Activity -> What is needed is an exact copy of every entry.

Information shown ->
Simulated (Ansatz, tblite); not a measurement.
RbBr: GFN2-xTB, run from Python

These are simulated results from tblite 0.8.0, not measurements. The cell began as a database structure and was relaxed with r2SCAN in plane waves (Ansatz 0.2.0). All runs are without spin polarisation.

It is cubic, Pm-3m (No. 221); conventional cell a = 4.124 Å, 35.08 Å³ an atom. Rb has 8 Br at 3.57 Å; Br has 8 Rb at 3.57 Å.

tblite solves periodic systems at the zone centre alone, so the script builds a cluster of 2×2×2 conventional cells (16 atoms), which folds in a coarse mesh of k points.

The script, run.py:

Response ->
Simulated (Ansatz, tblite); not a measurement.
RbBr: GFN2-xTB, run from Python

These are simulated results from tblite 0.8.0, not measurements. The cell began as a database structure and was relaxed with r2SCAN in plane waves (Ansatz 0.2.0). All runs are without spin polarisation.

It is cubic, Pm-3m (No. 221); conventional cell a = 4.124 Å, 35.08 Å³ an atom. Rb has 8 Br at 3.57 Å; Br has 8 Rb at 3.57 Å.

tblite solves periodic systems at the zone centre alone, so the script builds a cluster of 2×2×2 conventional cells (16 atoms), which folds in a coarse mesh of k points.

The script, run.py:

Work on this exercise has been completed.